» **Dataset records**:
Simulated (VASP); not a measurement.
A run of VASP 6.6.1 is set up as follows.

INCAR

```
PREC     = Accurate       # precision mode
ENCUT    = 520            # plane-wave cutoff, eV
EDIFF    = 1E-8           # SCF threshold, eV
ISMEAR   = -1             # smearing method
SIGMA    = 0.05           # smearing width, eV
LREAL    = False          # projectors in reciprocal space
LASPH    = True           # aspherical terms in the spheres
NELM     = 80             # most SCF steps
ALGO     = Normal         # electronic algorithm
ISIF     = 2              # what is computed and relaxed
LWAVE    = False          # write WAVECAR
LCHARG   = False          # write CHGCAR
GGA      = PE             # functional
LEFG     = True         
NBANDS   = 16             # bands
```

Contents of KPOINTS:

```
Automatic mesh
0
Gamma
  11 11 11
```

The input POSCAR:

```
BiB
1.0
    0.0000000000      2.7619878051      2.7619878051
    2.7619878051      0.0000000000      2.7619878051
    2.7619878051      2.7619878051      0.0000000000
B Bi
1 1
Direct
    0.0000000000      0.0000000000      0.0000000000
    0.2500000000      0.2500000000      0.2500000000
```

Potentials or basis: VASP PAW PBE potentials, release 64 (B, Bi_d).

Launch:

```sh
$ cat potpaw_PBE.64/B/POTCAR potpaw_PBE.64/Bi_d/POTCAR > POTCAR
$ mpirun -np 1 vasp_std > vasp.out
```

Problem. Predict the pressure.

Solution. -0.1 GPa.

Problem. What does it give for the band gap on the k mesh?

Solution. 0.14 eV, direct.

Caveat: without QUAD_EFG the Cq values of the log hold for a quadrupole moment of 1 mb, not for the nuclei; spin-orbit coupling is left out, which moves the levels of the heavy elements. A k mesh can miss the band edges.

» **Assigned task**:
Set down precisely the lines above between the line holding "Problem. What does" and the line holding "Solution. 0.14 eV, direct.", inclusive, and nothing beyond them.

» **Exercise output**:
Problem. What does it give for the band gap on the k mesh?

Solution. 0.14 eV, direct.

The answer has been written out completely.